Dataset entries:
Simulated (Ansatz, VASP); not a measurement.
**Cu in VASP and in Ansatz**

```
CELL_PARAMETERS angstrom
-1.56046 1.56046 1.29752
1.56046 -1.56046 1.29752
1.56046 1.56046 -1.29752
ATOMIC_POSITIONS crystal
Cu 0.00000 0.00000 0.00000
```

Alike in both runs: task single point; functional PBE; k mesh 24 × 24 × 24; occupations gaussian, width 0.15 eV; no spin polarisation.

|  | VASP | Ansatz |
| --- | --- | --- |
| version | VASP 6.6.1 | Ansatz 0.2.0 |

Work item:
Restate the whole listing exactly, leaving out nothing.

Task solution:
Simulated (Ansatz, VASP); not a measurement.
**Cu in VASP and in Ansatz**

```
CELL_PARAMETERS angstrom
-1.56046 1.56046 1.29752
1.56046 -1.56046 1.29752
1.56046 1.56046 -1.29752
ATOMIC_POSITIONS crystal
Cu 0.00000 0.00000 0.00000
```

Alike in both runs: task single point; functional PBE; k mesh 24 × 24 × 24; occupations gaussian, width 0.15 eV; no spin polarisation.

|  | VASP | Ansatz |
| --- | --- | --- |
| version | VASP 6.6.1 | Ansatz 0.2.0 |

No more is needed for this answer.